ASSIGNED TASK | An exact reproduction of each record is required.

RECORDS PROVIDED |
********************

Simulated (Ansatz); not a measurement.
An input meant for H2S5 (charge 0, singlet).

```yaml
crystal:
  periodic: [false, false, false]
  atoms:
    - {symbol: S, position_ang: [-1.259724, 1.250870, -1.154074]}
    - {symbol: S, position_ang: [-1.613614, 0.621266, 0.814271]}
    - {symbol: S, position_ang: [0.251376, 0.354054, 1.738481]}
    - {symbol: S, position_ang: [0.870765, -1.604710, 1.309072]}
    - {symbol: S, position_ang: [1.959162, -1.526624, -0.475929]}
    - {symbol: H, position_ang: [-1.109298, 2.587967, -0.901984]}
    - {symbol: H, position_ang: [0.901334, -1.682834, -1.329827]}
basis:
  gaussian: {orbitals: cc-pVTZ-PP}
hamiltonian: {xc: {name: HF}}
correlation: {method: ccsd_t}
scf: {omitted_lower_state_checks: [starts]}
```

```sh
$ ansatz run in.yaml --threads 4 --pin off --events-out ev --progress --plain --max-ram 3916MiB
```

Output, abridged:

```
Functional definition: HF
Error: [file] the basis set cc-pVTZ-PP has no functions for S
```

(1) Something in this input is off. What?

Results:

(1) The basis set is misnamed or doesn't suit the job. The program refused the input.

********************

TASK SOLUTION |
Simulated (Ansatz); not a measurement.
An input meant for H2S5 (charge 0, singlet).

```yaml
crystal:
  periodic: [false, false, false]
  atoms:
    - {symbol: S, position_ang: [-1.259724, 1.250870, -1.154074]}
    - {symbol: S, position_ang: [-1.613614, 0.621266, 0.814271]}
    - {symbol: S, position_ang: [0.251376, 0.354054, 1.738481]}
    - {symbol: S, position_ang: [0.870765, -1.604710, 1.309072]}
    - {symbol: S, position_ang: [1.959162, -1.526624, -0.475929]}
    - {symbol: H, position_ang: [-1.109298, 2.587967, -0.901984]}
    - {symbol: H, position_ang: [0.901334, -1.682834, -1.329827]}
basis:
  gaussian: {orbitals: cc-pVTZ-PP}
hamiltonian: {xc: {name: HF}}
correlation: {method: ccsd_t}
scf: {omitted_lower_state_checks: [starts]}
```

```sh
$ ansatz run in.yaml --threads 4 --pin off --events-out ev --progress --plain --max-ram 3916MiB
```

Output, abridged:

```
Functional definition: HF
Error: [file] the basis set cc-pVTZ-PP has no functions for S
```

(1) Something in this input is off. What?

Results:

(1) The basis set is misnamed or doesn't suit the job. The program refused the input.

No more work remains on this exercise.